» EXTRACTED RECORDS:
=== Begin Enclosure ===
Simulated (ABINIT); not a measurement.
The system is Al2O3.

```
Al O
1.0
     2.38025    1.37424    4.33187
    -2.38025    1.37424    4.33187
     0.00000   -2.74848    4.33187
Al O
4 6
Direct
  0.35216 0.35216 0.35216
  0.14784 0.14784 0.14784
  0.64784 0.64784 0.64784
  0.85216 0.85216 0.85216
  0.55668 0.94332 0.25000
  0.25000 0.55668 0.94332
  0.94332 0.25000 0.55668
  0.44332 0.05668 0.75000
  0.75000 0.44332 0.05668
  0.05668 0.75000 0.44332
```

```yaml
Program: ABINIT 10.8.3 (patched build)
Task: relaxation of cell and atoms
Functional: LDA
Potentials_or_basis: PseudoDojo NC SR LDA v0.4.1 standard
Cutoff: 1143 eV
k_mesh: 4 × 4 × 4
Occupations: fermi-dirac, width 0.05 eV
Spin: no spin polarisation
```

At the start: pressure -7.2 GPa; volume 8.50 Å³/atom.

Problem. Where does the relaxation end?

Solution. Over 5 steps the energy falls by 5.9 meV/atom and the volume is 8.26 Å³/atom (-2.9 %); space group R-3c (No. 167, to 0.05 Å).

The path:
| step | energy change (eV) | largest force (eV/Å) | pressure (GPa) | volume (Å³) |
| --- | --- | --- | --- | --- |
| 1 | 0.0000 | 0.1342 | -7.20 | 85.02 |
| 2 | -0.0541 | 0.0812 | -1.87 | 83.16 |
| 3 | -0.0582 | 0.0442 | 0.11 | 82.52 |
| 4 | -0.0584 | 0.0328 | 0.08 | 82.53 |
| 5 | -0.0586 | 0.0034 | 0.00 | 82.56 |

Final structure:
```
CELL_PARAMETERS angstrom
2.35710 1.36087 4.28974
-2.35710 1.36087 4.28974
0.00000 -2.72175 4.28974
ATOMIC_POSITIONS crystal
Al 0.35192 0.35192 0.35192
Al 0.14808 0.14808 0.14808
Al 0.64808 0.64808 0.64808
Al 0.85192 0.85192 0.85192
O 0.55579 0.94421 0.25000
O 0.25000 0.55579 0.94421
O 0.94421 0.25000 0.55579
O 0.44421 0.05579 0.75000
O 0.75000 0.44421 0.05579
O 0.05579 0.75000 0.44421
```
=== End Enclosure ===

» WORK INSTRUCTION: Copy every line of the data above, beginning with the first and ending with the line that contains "0.08 | 82.53 |", and give nothing more.

» EXERCISE RESPONSE:
Simulated (ABINIT); not a measurement.
The system is Al2O3.

```
Al O
1.0
     2.38025    1.37424    4.33187
    -2.38025    1.37424    4.33187
     0.00000   -2.74848    4.33187
Al O
4 6
Direct
  0.35216 0.35216 0.35216
  0.14784 0.14784 0.14784
  0.64784 0.64784 0.64784
  0.85216 0.85216 0.85216
  0.55668 0.94332 0.25000
  0.25000 0.55668 0.94332
  0.94332 0.25000 0.55668
  0.44332 0.05668 0.75000
  0.75000 0.44332 0.05668
  0.05668 0.75000 0.44332
```

```yaml
Program: ABINIT 10.8.3 (patched build)
Task: relaxation of cell and atoms
Functional: LDA
Potentials_or_basis: PseudoDojo NC SR LDA v0.4.1 standard
Cutoff: 1143 eV
k_mesh: 4 × 4 × 4
Occupations: fermi-dirac, width 0.05 eV
Spin: no spin polarisation
```

At the start: pressure -7.2 GPa; volume 8.50 Å³/atom.

Problem. Where does the relaxation end?

Solution. Over 5 steps the energy falls by 5.9 meV/atom and the volume is 8.26 Å³/atom (-2.9 %); space group R-3c (No. 167, to 0.05 Å).

The path:
| step | energy change (eV) | largest force (eV/Å) | pressure (GPa) | volume (Å³) |
| --- | --- | --- | --- | --- |
| 1 | 0.0000 | 0.1342 | -7.20 | 85.02 |
| 2 | -0.0541 | 0.0812 | -1.87 | 83.16 |
| 3 | -0.0582 | 0.0442 | 0.11 | 82.52 |
| 4 | -0.0584 | 0.0328 | 0.08 | 82.53 |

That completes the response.